DATA SUPPLIED
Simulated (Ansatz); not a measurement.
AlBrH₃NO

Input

WORK ITEM
Please give back all of the data exactly as it appears.

EXERCISE SOLUTION
Simulated (Ansatz); not a measurement.
AlBrH₃NO

Input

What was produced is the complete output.